-- Data shown --
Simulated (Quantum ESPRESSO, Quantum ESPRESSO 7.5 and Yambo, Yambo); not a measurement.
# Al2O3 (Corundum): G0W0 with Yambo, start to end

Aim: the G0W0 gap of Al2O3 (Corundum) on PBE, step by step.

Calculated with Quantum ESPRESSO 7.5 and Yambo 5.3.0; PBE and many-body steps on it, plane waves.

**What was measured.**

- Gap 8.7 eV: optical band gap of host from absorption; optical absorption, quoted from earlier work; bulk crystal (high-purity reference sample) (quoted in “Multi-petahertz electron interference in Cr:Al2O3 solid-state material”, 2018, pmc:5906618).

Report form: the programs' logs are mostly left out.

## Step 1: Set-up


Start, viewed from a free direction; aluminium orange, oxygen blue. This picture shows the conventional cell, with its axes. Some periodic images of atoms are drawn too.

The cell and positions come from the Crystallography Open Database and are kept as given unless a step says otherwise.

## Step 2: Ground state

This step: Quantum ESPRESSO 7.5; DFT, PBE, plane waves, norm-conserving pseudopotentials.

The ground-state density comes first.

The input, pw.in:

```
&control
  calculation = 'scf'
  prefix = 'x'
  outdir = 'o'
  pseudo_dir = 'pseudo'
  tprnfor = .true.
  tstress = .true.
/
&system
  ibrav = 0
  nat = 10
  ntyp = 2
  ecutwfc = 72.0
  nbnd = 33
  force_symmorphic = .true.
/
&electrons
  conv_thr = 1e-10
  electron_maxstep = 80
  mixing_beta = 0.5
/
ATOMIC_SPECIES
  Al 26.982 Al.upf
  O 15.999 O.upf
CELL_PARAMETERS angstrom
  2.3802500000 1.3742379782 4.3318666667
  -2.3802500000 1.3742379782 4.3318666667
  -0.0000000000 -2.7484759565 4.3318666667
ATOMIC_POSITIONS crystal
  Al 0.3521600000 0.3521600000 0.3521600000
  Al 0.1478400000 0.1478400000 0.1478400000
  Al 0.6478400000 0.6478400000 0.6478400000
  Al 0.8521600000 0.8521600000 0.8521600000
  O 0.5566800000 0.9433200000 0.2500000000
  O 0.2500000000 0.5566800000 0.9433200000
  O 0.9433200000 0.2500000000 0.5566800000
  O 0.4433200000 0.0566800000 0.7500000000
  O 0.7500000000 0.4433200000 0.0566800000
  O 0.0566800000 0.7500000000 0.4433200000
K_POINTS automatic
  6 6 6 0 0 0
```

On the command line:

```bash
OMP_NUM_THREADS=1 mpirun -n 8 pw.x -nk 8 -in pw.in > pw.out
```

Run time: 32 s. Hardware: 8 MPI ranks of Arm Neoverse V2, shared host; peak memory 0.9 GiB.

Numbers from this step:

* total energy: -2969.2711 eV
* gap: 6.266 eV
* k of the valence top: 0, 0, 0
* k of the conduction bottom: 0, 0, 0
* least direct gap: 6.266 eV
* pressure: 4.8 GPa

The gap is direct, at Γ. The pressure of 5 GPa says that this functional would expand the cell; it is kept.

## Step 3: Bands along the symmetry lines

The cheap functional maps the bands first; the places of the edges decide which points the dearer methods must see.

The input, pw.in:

-- Work item --
Exactly the lines from the start of the entries through the one bearing "## Step 1: Set-up" are to be output, with both ends included.

-- Result --
Simulated (Quantum ESPRESSO, Quantum ESPRESSO 7.5 and Yambo, Yambo); not a measurement.
# Al2O3 (Corundum): G0W0 with Yambo, start to end

Aim: the G0W0 gap of Al2O3 (Corundum) on PBE, step by step.

Calculated with Quantum ESPRESSO 7.5 and Yambo 5.3.0; PBE and many-body steps on it, plane waves.

**What was measured.**

- Gap 8.7 eV: optical band gap of host from absorption; optical absorption, quoted from earlier work; bulk crystal (high-purity reference sample) (quoted in “Multi-petahertz electron interference in Cr:Al2O3 solid-state material”, 2018, pmc:5906618).

Report form: the programs' logs are mostly left out.

## Step 1: Set-up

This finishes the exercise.